──────── DATA UNDER STUDY ────────
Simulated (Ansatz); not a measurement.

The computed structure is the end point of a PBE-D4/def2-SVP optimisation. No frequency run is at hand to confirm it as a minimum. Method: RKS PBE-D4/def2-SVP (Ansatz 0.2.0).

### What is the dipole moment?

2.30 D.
────────

WORK ITEM: Above are the entries; repeat their lines exactly, from the first through the one that contains "### What is the dipole moment?".

EXPECTED ANSWER:
Simulated (Ansatz); not a measurement.

The computed structure is the end point of a PBE-D4/def2-SVP optimisation. No frequency run is at hand to confirm it as a minimum. Method: RKS PBE-D4/def2-SVP (Ansatz 0.2.0).

### What is the dipole moment?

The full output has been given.